— Data supplied —
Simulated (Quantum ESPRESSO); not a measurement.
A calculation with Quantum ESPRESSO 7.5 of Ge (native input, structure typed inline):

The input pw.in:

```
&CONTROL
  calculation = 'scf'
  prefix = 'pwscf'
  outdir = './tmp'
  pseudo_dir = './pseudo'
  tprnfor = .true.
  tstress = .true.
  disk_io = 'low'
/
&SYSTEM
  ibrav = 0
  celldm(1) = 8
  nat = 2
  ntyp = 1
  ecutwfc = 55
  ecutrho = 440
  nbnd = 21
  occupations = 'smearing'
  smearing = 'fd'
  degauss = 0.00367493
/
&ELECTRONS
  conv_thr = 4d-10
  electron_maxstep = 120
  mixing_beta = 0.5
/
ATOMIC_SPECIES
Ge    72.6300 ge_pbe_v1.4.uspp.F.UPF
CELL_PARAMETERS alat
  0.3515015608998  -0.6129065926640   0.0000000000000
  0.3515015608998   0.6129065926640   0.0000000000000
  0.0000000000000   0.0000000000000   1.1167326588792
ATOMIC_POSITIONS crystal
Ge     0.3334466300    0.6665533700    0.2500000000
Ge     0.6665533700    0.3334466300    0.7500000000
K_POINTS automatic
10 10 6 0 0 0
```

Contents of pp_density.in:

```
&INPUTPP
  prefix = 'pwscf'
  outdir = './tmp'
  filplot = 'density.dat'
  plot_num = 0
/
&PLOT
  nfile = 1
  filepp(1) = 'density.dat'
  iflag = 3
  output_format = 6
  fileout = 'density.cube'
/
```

— Assignment —
The full set of entries must be restated exactly, with none omitted.

— Exercise result —
Simulated (Quantum ESPRESSO); not a measurement.
A calculation with Quantum ESPRESSO 7.5 of Ge (native input, structure typed inline):

The input pw.in:

```
&CONTROL
  calculation = 'scf'
  prefix = 'pwscf'
  outdir = './tmp'
  pseudo_dir = './pseudo'
  tprnfor = .true.
  tstress = .true.
  disk_io = 'low'
/
&SYSTEM
  ibrav = 0
  celldm(1) = 8
  nat = 2
  ntyp = 1
  ecutwfc = 55
  ecutrho = 440
  nbnd = 21
  occupations = 'smearing'
  smearing = 'fd'
  degauss = 0.00367493
/
&ELECTRONS
  conv_thr = 4d-10
  electron_maxstep = 120
  mixing_beta = 0.5
/
ATOMIC_SPECIES
Ge    72.6300 ge_pbe_v1.4.uspp.F.UPF
CELL_PARAMETERS alat
  0.3515015608998  -0.6129065926640   0.0000000000000
  0.3515015608998   0.6129065926640   0.0000000000000
  0.0000000000000   0.0000000000000   1.1167326588792
ATOMIC_POSITIONS crystal
Ge     0.3334466300    0.6665533700    0.2500000000
Ge     0.6665533700    0.3334466300    0.7500000000
K_POINTS automatic
10 10 6 0 0 0
```

Contents of pp_density.in:

```
&INPUTPP
  prefix = 'pwscf'
  outdir = './tmp'
  filplot = 'density.dat'
  plot_num = 0
/
&PLOT
  nfile = 1
  filepp(1) = 'density.dat'
  iflag = 3
  output_format = 6
  fileout = 'density.cube'
/
```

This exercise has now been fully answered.